* [Action item]: Your task is to repeat the entries exactly from their first line through the line with "- Lowest singlet", and to stop there.

[Information shown Boundary: Start]

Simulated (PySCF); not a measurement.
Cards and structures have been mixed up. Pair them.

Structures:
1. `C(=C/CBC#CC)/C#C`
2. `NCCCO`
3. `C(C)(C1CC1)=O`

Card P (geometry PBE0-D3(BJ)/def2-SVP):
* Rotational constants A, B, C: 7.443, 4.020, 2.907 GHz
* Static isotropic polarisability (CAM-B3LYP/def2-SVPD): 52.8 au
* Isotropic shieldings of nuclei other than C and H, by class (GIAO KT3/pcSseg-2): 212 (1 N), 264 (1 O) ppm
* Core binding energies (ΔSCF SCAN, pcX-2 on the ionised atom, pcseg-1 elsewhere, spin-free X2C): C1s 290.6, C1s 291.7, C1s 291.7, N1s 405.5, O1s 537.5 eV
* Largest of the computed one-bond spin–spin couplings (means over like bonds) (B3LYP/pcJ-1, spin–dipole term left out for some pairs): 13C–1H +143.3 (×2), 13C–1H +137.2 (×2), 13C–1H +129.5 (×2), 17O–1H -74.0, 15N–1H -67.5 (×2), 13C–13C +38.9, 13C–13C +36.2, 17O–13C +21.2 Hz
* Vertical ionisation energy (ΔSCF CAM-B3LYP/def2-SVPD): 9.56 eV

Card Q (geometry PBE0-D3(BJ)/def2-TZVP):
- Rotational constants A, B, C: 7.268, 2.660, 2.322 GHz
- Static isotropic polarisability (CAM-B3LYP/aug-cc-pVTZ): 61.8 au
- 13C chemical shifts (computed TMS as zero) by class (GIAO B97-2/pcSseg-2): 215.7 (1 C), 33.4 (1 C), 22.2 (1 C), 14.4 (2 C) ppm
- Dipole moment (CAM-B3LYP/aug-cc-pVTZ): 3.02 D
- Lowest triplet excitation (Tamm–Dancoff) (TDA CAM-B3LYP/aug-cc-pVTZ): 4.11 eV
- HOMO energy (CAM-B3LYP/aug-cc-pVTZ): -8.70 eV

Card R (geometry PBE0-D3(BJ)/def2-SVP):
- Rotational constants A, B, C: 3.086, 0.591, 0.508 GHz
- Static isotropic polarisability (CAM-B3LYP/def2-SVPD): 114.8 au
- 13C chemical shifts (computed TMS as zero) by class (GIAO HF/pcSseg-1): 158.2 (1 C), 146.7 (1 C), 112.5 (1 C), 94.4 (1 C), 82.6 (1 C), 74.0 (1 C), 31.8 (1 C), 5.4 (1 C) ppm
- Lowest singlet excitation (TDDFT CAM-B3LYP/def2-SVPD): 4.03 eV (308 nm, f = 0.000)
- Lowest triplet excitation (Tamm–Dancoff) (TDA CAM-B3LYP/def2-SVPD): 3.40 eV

[Information shown Boundary: End]

* [Task response]:
Simulated (PySCF); not a measurement.
Cards and structures have been mixed up. Pair them.

Structures:
1. `C(=C/CBC#CC)/C#C`
2. `NCCCO`
3. `C(C)(C1CC1)=O`

Card P (geometry PBE0-D3(BJ)/def2-SVP):
* Rotational constants A, B, C: 7.443, 4.020, 2.907 GHz
* Static isotropic polarisability (CAM-B3LYP/def2-SVPD): 52.8 au
* Isotropic shieldings of nuclei other than C and H, by class (GIAO KT3/pcSseg-2): 212 (1 N), 264 (1 O) ppm
* Core binding energies (ΔSCF SCAN, pcX-2 on the ionised atom, pcseg-1 elsewhere, spin-free X2C): C1s 290.6, C1s 291.7, C1s 291.7, N1s 405.5, O1s 537.5 eV
* Largest of the computed one-bond spin–spin couplings (means over like bonds) (B3LYP/pcJ-1, spin–dipole term left out for some pairs): 13C–1H +143.3 (×2), 13C–1H +137.2 (×2), 13C–1H +129.5 (×2), 17O–1H -74.0, 15N–1H -67.5 (×2), 13C–13C +38.9, 13C–13C +36.2, 17O–13C +21.2 Hz
* Vertical ionisation energy (ΔSCF CAM-B3LYP/def2-SVPD): 9.56 eV

Card Q (geometry PBE0-D3(BJ)/def2-TZVP):
- Rotational constants A, B, C: 7.268, 2.660, 2.322 GHz
- Static isotropic polarisability (CAM-B3LYP/aug-cc-pVTZ): 61.8 au
- 13C chemical shifts (computed TMS as zero) by class (GIAO B97-2/pcSseg-2): 215.7 (1 C), 33.4 (1 C), 22.2 (1 C), 14.4 (2 C) ppm
- Dipole moment (CAM-B3LYP/aug-cc-pVTZ): 3.02 D
- Lowest triplet excitation (Tamm–Dancoff) (TDA CAM-B3LYP/aug-cc-pVTZ): 4.11 eV
- HOMO energy (CAM-B3LYP/aug-cc-pVTZ): -8.70 eV

Card R (geometry PBE0-D3(BJ)/def2-SVP):
- Rotational constants A, B, C: 3.086, 0.591, 0.508 GHz
- Static isotropic polarisability (CAM-B3LYP/def2-SVPD): 114.8 au
- 13C chemical shifts (computed TMS as zero) by class (GIAO HF/pcSseg-1): 158.2 (1 C), 146.7 (1 C), 112.5 (1 C), 94.4 (1 C), 82.6 (1 C), 74.0 (1 C), 31.8 (1 C), 5.4 (1 C) ppm
- Lowest singlet excitation (TDDFT CAM-B3LYP/def2-SVPD): 4.03 eV (308 nm, f = 0.000)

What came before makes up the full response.